□ □ □
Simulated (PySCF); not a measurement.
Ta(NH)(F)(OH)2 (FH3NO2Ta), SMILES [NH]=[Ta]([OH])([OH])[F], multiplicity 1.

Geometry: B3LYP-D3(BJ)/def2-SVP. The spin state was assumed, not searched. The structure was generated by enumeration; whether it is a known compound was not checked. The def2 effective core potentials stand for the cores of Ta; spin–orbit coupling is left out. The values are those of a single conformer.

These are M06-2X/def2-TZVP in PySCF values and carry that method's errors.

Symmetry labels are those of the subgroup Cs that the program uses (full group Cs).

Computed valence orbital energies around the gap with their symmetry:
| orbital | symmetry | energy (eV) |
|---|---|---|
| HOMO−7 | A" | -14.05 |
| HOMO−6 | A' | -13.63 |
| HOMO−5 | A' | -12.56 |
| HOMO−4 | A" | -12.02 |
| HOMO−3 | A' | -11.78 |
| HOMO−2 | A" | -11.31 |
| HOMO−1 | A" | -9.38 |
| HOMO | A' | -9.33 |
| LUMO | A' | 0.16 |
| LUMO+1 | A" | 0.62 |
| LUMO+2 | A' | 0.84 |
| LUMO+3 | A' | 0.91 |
□ □ □

- _ASSIGNMENT_:
The first line of the records and every line down to the line with "LUMO+2 | A' | 0.84 |" must be quoted exactly; leave out all else.

- _ANSWER BOX_:
Simulated (PySCF); not a measurement.
Ta(NH)(F)(OH)2 (FH3NO2Ta), SMILES [NH]=[Ta]([OH])([OH])[F], multiplicity 1.

Geometry: B3LYP-D3(BJ)/def2-SVP. The spin state was assumed, not searched. The structure was generated by enumeration; whether it is a known compound was not checked. The def2 effective core potentials stand for the cores of Ta; spin–orbit coupling is left out. The values are those of a single conformer.

These are M06-2X/def2-TZVP in PySCF values and carry that method's errors.

Symmetry labels are those of the subgroup Cs that the program uses (full group Cs).

Computed valence orbital energies around the gap with their symmetry:
| orbital | symmetry | energy (eV) |
|---|---|---|
| HOMO−7 | A" | -14.05 |
| HOMO−6 | A' | -13.63 |
| HOMO−5 | A' | -12.56 |
| HOMO−4 | A" | -12.02 |
| HOMO−3 | A' | -11.78 |
| HOMO−2 | A" | -11.31 |
| HOMO−1 | A" | -9.38 |
| HOMO | A' | -9.33 |
| LUMO | A' | 0.16 |
| LUMO+1 | A" | 0.62 |
| LUMO+2 | A' | 0.84 |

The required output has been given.